### EXTRACTED INFORMATION
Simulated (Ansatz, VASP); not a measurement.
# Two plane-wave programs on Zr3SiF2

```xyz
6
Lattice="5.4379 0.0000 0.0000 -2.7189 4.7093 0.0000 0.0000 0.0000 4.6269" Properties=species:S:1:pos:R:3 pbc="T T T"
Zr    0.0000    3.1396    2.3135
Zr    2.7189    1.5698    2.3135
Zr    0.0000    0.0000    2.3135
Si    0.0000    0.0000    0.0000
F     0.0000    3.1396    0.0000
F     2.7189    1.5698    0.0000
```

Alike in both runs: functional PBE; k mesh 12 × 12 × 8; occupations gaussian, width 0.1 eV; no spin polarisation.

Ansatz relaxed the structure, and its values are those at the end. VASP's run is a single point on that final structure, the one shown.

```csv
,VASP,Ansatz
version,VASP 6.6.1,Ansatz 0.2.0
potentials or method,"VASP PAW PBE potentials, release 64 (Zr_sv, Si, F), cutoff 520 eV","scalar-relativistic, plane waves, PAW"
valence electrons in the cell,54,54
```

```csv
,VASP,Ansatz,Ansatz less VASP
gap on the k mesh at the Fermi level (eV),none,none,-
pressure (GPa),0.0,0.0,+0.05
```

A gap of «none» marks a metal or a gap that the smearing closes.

### WORK TASK
Lines from the top of the entries above to the line that contains "Alike in both" should be set down exactly, please, with both ends kept and nothing added.

### ANSWER SECTION
Simulated (Ansatz, VASP); not a measurement.
# Two plane-wave programs on Zr3SiF2

```xyz
6
Lattice="5.4379 0.0000 0.0000 -2.7189 4.7093 0.0000 0.0000 0.0000 4.6269" Properties=species:S:1:pos:R:3 pbc="T T T"
Zr    0.0000    3.1396    2.3135
Zr    2.7189    1.5698    2.3135
Zr    0.0000    0.0000    2.3135
Si    0.0000    0.0000    0.0000
F     0.0000    3.1396    0.0000
F     2.7189    1.5698    0.0000
```

Alike in both runs: functional PBE; k mesh 12 × 12 × 8; occupations gaussian, width 0.1 eV; no spin polarisation.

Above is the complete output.